◆ Task item: Every record below must be set down again exactly as given.

-- -- --

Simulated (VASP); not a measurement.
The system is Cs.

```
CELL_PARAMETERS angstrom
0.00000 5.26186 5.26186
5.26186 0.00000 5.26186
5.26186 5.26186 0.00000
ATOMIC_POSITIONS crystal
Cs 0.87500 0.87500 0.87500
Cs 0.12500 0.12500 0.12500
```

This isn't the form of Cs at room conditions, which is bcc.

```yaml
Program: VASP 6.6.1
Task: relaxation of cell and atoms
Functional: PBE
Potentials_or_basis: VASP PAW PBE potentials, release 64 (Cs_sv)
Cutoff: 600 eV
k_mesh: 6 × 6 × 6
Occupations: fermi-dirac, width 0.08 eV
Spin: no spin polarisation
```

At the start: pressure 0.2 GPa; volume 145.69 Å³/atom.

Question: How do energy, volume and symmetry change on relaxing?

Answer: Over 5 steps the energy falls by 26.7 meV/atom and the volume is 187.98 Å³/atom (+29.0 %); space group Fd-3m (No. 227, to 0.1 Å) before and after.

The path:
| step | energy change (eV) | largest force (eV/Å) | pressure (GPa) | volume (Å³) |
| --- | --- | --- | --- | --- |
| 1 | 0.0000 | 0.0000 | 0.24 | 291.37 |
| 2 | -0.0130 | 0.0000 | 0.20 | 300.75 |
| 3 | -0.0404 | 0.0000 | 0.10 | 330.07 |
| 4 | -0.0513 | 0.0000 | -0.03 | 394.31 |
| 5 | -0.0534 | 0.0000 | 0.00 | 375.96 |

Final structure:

-- -- --

◆ Exercise response:
Simulated (VASP); not a measurement.
The system is Cs.

```
CELL_PARAMETERS angstrom
0.00000 5.26186 5.26186
5.26186 0.00000 5.26186
5.26186 5.26186 0.00000
ATOMIC_POSITIONS crystal
Cs 0.87500 0.87500 0.87500
Cs 0.12500 0.12500 0.12500
```

This isn't the form of Cs at room conditions, which is bcc.

```yaml
Program: VASP 6.6.1
Task: relaxation of cell and atoms
Functional: PBE
Potentials_or_basis: VASP PAW PBE potentials, release 64 (Cs_sv)
Cutoff: 600 eV
k_mesh: 6 × 6 × 6
Occupations: fermi-dirac, width 0.08 eV
Spin: no spin polarisation
```

At the start: pressure 0.2 GPa; volume 145.69 Å³/atom.

Question: How do energy, volume and symmetry change on relaxing?

Answer: Over 5 steps the energy falls by 26.7 meV/atom and the volume is 187.98 Å³/atom (+29.0 %); space group Fd-3m (No. 227, to 0.1 Å) before and after.

The path:
| step | energy change (eV) | largest force (eV/Å) | pressure (GPa) | volume (Å³) |
| --- | --- | --- | --- | --- |
| 1 | 0.0000 | 0.0000 | 0.24 | 291.37 |
| 2 | -0.0130 | 0.0000 | 0.20 | 300.75 |
| 3 | -0.0404 | 0.0000 | 0.10 | 330.07 |
| 4 | -0.0513 | 0.0000 | -0.03 | 394.31 |
| 5 | -0.0534 | 0.0000 | 0.00 | 375.96 |

Final structure:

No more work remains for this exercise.